<<<<

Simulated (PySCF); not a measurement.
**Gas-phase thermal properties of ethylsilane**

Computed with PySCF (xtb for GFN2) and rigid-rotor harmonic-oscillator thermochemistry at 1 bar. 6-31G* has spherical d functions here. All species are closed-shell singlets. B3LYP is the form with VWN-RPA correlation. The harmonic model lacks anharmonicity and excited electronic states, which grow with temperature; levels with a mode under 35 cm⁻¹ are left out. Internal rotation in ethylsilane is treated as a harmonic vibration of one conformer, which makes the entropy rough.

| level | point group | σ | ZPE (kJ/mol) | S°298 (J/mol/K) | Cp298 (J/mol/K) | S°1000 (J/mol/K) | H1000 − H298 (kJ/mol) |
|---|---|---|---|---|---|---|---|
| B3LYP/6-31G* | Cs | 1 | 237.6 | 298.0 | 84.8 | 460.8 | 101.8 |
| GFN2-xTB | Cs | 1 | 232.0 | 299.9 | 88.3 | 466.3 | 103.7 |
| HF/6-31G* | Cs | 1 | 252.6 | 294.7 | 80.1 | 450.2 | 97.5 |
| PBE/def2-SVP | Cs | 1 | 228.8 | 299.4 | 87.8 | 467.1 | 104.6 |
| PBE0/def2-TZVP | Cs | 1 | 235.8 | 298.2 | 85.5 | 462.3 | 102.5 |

>>>>

A word-for-word copy of the listing is the expected answer.

Simulated (PySCF); not a measurement.
**Gas-phase thermal properties of ethylsilane**

Computed with PySCF (xtb for GFN2) and rigid-rotor harmonic-oscillator thermochemistry at 1 bar. 6-31G* has spherical d functions here. All species are closed-shell singlets. B3LYP is the form with VWN-RPA correlation. The harmonic model lacks anharmonicity and excited electronic states, which grow with temperature; levels with a mode under 35 cm⁻¹ are left out. Internal rotation in ethylsilane is treated as a harmonic vibration of one conformer, which makes the entropy rough.

| level | point group | σ | ZPE (kJ/mol) | S°298 (J/mol/K) | Cp298 (J/mol/K) | S°1000 (J/mol/K) | H1000 − H298 (kJ/mol) |
|---|---|---|---|---|---|---|---|
| B3LYP/6-31G* | Cs | 1 | 237.6 | 298.0 | 84.8 | 460.8 | 101.8 |
| GFN2-xTB | Cs | 1 | 232.0 | 299.9 | 88.3 | 466.3 | 103.7 |
| HF/6-31G* | Cs | 1 | 252.6 | 294.7 | 80.1 | 450.2 | 97.5 |
| PBE/def2-SVP | Cs | 1 | 228.8 | 299.4 | 87.8 | 467.1 | 104.6 |
| PBE0/def2-TZVP | Cs | 1 | 235.8 | 298.2 | 85.5 | 462.3 | 102.5 |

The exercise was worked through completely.